Given the records below, would you repeat exactly the lines that begin at the one containing "Problem. How do" and end at the one containing "Solution. The energy", inclusive?

*** Data for review ***
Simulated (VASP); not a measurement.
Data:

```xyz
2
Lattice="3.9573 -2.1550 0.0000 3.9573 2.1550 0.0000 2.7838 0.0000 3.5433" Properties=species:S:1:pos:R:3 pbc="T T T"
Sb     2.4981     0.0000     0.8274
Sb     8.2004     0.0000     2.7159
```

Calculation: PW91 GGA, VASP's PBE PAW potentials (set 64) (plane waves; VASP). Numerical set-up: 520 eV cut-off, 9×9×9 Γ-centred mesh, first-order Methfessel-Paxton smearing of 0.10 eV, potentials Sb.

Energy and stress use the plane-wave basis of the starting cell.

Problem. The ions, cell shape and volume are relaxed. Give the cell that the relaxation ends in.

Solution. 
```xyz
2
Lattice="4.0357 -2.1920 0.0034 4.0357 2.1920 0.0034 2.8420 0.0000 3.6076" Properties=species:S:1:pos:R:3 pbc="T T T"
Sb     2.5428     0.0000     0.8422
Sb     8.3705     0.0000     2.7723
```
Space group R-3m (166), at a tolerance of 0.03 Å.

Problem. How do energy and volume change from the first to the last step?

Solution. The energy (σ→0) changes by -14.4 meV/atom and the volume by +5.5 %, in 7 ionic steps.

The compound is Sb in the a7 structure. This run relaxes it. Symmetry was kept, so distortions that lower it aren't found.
*** End of Data for review ***

Written answer:
Problem. How do energy and volume change from the first to the last step?

Solution. The energy (σ→0) changes by -14.4 meV/atom and the volume by +5.5 %, in 7 ionic steps.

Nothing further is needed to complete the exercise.